INFORMATION =
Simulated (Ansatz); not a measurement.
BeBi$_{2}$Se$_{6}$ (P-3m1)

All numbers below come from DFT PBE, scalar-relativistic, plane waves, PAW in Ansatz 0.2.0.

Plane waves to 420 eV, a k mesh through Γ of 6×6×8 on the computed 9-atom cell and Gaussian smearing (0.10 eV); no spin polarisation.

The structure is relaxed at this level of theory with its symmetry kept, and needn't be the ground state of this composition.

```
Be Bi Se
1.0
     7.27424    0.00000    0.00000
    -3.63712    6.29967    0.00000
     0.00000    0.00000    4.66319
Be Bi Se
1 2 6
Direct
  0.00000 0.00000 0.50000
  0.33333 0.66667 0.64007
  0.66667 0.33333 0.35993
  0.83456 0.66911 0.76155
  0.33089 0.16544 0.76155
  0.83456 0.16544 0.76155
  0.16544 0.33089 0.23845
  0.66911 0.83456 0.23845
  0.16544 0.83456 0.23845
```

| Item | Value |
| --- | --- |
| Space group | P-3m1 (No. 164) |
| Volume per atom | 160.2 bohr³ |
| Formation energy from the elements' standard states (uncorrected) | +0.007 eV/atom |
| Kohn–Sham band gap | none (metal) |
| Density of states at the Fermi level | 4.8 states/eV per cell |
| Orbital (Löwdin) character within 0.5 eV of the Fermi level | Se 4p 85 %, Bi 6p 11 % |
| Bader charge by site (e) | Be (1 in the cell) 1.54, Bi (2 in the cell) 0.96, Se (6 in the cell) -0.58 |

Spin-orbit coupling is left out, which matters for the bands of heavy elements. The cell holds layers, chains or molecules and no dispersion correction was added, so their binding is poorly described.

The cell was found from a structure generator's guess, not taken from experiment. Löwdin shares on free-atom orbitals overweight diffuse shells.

WORK ITEM = Repeat exactly the lines of the material above, taking the first line, the line with "160.2 bohr³ |", and every line between them.

EXPECTED ANSWER =
Simulated (Ansatz); not a measurement.
BeBi$_{2}$Se$_{6}$ (P-3m1)

All numbers below come from DFT PBE, scalar-relativistic, plane waves, PAW in Ansatz 0.2.0.

Plane waves to 420 eV, a k mesh through Γ of 6×6×8 on the computed 9-atom cell and Gaussian smearing (0.10 eV); no spin polarisation.

The structure is relaxed at this level of theory with its symmetry kept, and needn't be the ground state of this composition.

```
Be Bi Se
1.0
     7.27424    0.00000    0.00000
    -3.63712    6.29967    0.00000
     0.00000    0.00000    4.66319
Be Bi Se
1 2 6
Direct
  0.00000 0.00000 0.50000
  0.33333 0.66667 0.64007
  0.66667 0.33333 0.35993
  0.83456 0.66911 0.76155
  0.33089 0.16544 0.76155
  0.83456 0.16544 0.76155
  0.16544 0.33089 0.23845
  0.66911 0.83456 0.23845
  0.16544 0.83456 0.23845
```

| Item | Value |
| --- | --- |
| Space group | P-3m1 (No. 164) |
| Volume per atom | 160.2 bohr³ |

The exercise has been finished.